→ Work item
Set down all of the lines below exactly as they are given.

→ Given entries
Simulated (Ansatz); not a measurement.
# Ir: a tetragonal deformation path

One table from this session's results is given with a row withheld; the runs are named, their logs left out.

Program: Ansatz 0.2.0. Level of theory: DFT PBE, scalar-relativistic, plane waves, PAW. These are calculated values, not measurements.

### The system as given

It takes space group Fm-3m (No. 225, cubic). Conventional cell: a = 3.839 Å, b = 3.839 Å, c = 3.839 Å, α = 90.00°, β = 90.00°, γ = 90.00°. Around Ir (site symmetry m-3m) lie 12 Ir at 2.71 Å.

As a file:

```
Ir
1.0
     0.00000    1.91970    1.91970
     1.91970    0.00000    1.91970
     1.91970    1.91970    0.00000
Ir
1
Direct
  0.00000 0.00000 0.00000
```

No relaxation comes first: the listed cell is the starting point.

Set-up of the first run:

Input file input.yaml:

→ Exercise answer
Simulated (Ansatz); not a measurement.
# Ir: a tetragonal deformation path

One table from this session's results is given with a row withheld; the runs are named, their logs left out.

Program: Ansatz 0.2.0. Level of theory: DFT PBE, scalar-relativistic, plane waves, PAW. These are calculated values, not measurements.

### The system as given

It takes space group Fm-3m (No. 225, cubic). Conventional cell: a = 3.839 Å, b = 3.839 Å, c = 3.839 Å, α = 90.00°, β = 90.00°, γ = 90.00°. Around Ir (site symmetry m-3m) lie 12 Ir at 2.71 Å.

As a file:

```
Ir
1.0
     0.00000    1.91970    1.91970
     1.91970    0.00000    1.91970
     1.91970    1.91970    0.00000
Ir
1
Direct
  0.00000 0.00000 0.00000
```

No relaxation comes first: the listed cell is the starting point.

Set-up of the first run:

Input file input.yaml:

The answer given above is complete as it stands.